- **Data under study**:
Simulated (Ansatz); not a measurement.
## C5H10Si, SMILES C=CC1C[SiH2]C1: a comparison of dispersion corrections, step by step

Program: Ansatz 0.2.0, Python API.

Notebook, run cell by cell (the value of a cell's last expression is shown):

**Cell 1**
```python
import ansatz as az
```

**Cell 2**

- **Activity**:
The complete material should be output once more, word for word.

- **Task answer**:
Simulated (Ansatz); not a measurement.
## C5H10Si, SMILES C=CC1C[SiH2]C1: a comparison of dispersion corrections, step by step

Program: Ansatz 0.2.0, Python API.

Notebook, run cell by cell (the value of a cell's last expression is shown):

**Cell 1**
```python
import ansatz as az
```

**Cell 2**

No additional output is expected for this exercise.